DATASET EXTRACT:
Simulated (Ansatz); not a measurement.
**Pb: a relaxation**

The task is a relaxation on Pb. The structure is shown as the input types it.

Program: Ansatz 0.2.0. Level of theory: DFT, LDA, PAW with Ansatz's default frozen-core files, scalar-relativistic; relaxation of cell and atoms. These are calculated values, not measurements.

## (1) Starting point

EXERCISE:
Reproduce the entries above exactly, every line included.

ANSWER AREA:
Simulated (Ansatz); not a measurement.
**Pb: a relaxation**

The task is a relaxation on Pb. The structure is shown as the input types it.

Program: Ansatz 0.2.0. Level of theory: DFT, LDA, PAW with Ansatz's default frozen-core files, scalar-relativistic; relaxation of cell and atoms. These are calculated values, not measurements.

## (1) Starting point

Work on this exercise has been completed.